** Records supplied follows **
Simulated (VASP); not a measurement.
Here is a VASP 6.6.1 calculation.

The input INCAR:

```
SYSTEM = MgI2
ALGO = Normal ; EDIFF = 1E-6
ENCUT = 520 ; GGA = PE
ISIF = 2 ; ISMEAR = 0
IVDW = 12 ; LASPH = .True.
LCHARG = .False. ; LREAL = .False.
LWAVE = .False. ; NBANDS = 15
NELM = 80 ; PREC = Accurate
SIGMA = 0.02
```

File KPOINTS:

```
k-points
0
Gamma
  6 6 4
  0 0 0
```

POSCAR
** End of Records supplied **

= Brief =
Your reply must contain each entry, reproduced exactly.

= Answer area =
Simulated (VASP); not a measurement.
Here is a VASP 6.6.1 calculation.

The input INCAR:

```
SYSTEM = MgI2
ALGO = Normal ; EDIFF = 1E-6
ENCUT = 520 ; GGA = PE
ISIF = 2 ; ISMEAR = 0
IVDW = 12 ; LASPH = .True.
LCHARG = .False. ; LREAL = .False.
LWAVE = .False. ; NBANDS = 15
NELM = 80 ; PREC = Accurate
SIGMA = 0.02
```

File KPOINTS:

```
k-points
0
Gamma
  6 6 4
  0 0 0
```

POSCAR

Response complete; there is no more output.